[LISTED ENTRIES]

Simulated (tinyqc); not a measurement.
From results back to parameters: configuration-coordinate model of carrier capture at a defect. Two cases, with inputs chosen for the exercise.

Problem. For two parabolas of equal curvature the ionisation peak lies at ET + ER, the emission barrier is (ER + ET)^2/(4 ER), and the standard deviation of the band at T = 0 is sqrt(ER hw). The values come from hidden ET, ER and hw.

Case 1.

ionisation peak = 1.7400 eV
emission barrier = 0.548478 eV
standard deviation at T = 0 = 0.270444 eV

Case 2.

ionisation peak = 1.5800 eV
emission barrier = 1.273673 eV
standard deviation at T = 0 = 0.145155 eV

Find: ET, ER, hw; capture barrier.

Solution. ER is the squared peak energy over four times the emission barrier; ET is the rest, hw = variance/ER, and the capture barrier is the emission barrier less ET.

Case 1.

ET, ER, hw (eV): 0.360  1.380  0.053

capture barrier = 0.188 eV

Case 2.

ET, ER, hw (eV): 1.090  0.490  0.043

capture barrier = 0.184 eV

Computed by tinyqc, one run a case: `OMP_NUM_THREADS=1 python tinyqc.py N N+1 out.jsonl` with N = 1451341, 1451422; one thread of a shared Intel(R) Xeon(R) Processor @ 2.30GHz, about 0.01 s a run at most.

[/LISTED ENTRIES]

ASSIGNED TASK » For the lines above, output exactly those from the line containing "Find: ET, ER, hw; capture barrier." through the line containing "capture barrier = 0.184 eV", and skip the others.

YOUR SOLUTION »
Find: ET, ER, hw; capture barrier.

Solution. ER is the squared peak energy over four times the emission barrier; ET is the rest, hw = variance/ER, and the capture barrier is the emission barrier less ET.

Case 1.

ET, ER, hw (eV): 0.360  1.380  0.053

capture barrier = 0.188 eV

Case 2.

ET, ER, hw (eV): 1.090  0.490  0.043

capture barrier = 0.184 eV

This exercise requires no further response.